### TASK ITEM
Exactly as they appear, restate the lines of the material, from the first through the one containing "(eV) | 0.07 |".

### RAW DATA
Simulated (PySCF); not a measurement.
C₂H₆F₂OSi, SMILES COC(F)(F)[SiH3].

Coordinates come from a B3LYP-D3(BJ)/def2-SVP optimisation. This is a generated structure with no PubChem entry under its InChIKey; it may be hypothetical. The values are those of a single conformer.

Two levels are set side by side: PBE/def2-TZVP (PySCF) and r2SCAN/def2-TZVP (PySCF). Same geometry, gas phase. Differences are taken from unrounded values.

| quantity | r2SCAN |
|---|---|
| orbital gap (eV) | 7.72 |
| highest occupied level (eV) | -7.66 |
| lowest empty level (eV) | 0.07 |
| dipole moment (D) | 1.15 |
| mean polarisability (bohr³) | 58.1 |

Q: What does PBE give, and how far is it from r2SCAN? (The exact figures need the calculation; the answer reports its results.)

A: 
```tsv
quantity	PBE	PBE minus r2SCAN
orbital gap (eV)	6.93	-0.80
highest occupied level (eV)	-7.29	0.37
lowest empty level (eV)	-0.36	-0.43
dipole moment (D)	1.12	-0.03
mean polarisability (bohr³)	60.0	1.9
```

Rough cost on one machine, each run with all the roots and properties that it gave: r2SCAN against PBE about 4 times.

### ANSWER BOX
Simulated (PySCF); not a measurement.
C₂H₆F₂OSi, SMILES COC(F)(F)[SiH3].

Coordinates come from a B3LYP-D3(BJ)/def2-SVP optimisation. This is a generated structure with no PubChem entry under its InChIKey; it may be hypothetical. The values are those of a single conformer.

Two levels are set side by side: PBE/def2-TZVP (PySCF) and r2SCAN/def2-TZVP (PySCF). Same geometry, gas phase. Differences are taken from unrounded values.

| quantity | r2SCAN |
|---|---|
| orbital gap (eV) | 7.72 |
| highest occupied level (eV) | -7.66 |
| lowest empty level (eV) | 0.07 |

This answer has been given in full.